===== Data supplied =====
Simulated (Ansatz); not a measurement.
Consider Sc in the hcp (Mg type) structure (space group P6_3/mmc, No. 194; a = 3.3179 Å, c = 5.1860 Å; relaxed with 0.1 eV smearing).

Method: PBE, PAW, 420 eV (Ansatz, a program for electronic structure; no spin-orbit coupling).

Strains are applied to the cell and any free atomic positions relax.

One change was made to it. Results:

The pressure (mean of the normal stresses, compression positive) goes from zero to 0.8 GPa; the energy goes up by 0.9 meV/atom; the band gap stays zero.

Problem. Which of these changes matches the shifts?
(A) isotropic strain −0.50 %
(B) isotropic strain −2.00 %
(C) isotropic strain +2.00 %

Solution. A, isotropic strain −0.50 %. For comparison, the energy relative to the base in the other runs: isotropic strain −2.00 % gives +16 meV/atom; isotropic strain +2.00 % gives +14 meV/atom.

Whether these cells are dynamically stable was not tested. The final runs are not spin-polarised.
=====

Exercise: Exactly reproduce every record.

Answer space:
Simulated (Ansatz); not a measurement.
Consider Sc in the hcp (Mg type) structure (space group P6_3/mmc, No. 194; a = 3.3179 Å, c = 5.1860 Å; relaxed with 0.1 eV smearing).

Method: PBE, PAW, 420 eV (Ansatz, a program for electronic structure; no spin-orbit coupling).

Strains are applied to the cell and any free atomic positions relax.

One change was made to it. Results:

The pressure (mean of the normal stresses, compression positive) goes from zero to 0.8 GPa; the energy goes up by 0.9 meV/atom; the band gap stays zero.

Problem. Which of these changes matches the shifts?
(A) isotropic strain −0.50 %
(B) isotropic strain −2.00 %
(C) isotropic strain +2.00 %

Solution. A, isotropic strain −0.50 %. For comparison, the energy relative to the base in the other runs: isotropic strain −2.00 % gives +16 meV/atom; isotropic strain +2.00 % gives +14 meV/atom.

Whether these cells are dynamically stable was not tested. The final runs are not spin-polarised.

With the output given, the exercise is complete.